- [Exercise]
Only those lines running from the start of the listing below through the line that holds "D, \|μc\| = 0.00 D |" are to be written out, exactly and in full.

- [Excerpted data]
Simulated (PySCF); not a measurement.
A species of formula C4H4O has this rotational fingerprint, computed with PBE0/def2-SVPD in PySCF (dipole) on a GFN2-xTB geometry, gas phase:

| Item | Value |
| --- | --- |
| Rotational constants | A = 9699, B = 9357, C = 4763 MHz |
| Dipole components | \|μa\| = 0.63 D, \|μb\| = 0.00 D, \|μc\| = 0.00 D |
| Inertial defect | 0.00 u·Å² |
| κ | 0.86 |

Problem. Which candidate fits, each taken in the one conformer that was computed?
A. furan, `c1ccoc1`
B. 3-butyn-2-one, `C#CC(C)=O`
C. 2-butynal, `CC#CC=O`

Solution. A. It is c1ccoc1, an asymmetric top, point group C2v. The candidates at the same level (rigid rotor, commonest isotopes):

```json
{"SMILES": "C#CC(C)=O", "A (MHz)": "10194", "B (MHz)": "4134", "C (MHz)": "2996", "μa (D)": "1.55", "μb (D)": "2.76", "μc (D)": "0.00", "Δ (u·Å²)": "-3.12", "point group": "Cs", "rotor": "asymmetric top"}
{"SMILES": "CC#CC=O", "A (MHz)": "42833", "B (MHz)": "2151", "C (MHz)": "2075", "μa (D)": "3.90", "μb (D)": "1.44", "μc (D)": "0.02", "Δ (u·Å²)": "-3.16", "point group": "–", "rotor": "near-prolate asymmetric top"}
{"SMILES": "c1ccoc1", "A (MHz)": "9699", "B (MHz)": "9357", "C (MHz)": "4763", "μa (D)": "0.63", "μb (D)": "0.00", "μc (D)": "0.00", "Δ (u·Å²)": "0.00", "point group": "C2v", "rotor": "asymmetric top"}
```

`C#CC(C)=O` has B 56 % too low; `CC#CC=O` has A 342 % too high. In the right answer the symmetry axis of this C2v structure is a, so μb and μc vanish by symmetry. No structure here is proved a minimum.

- [Answer box]
Simulated (PySCF); not a measurement.
A species of formula C4H4O has this rotational fingerprint, computed with PBE0/def2-SVPD in PySCF (dipole) on a GFN2-xTB geometry, gas phase:

| Item | Value |
| --- | --- |
| Rotational constants | A = 9699, B = 9357, C = 4763 MHz |
| Dipole components | \|μa\| = 0.63 D, \|μb\| = 0.00 D, \|μc\| = 0.00 D |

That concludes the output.